Only the records, repeated exactly, should make up the response.

Extracted records -
== Segment start ==
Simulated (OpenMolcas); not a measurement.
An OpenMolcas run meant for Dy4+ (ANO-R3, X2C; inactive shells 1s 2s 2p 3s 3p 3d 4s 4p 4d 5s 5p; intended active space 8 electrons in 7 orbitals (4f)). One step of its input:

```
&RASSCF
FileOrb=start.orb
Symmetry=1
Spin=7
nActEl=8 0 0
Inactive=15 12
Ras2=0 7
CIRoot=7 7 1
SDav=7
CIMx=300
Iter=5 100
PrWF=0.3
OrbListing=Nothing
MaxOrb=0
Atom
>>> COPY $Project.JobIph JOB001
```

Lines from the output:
== Segment end ==

Answer section -
Simulated (OpenMolcas); not a measurement.
An OpenMolcas run meant for Dy4+ (ANO-R3, X2C; inactive shells 1s 2s 2p 3s 3p 3d 4s 4p 4d 5s 5p; intended active space 8 electrons in 7 orbitals (4f)). One step of its input:

```
&RASSCF
FileOrb=start.orb
Symmetry=1
Spin=7
nActEl=8 0 0
Inactive=15 12
Ras2=0 7
CIRoot=7 7 1
SDav=7
CIMx=300
Iter=5 100
PrWF=0.3
OrbListing=Nothing
MaxOrb=0
Atom
>>> COPY $Project.JobIph JOB001
```

Lines from the output:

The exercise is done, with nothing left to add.